▶ **Work instruction**: Nothing but the lines from the one with "### Step 2. What is varied" down to the one with "The energy is" should be returned, exactly and with both ends included, from the material below.

▶ **Dataset entries**:
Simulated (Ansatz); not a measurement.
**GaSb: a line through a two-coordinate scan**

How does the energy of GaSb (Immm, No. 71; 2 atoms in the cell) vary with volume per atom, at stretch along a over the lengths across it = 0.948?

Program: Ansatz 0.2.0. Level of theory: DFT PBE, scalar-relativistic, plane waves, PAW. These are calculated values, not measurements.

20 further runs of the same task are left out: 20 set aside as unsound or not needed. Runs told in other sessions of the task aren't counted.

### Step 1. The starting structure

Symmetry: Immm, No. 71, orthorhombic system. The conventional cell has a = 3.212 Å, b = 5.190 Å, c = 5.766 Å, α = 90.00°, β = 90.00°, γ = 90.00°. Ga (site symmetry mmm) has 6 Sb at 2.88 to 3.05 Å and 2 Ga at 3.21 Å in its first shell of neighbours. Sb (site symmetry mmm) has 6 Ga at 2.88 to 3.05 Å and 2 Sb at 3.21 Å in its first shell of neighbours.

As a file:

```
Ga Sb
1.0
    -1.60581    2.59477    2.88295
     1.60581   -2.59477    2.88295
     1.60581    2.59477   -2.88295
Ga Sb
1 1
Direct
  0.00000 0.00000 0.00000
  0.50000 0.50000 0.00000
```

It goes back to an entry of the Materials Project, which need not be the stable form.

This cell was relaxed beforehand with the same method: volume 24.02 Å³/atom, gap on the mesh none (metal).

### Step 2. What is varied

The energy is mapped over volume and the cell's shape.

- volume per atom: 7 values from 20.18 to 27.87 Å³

▶ **Task response**:
### Step 2. What is varied

The energy is mapped over volume and the cell's shape.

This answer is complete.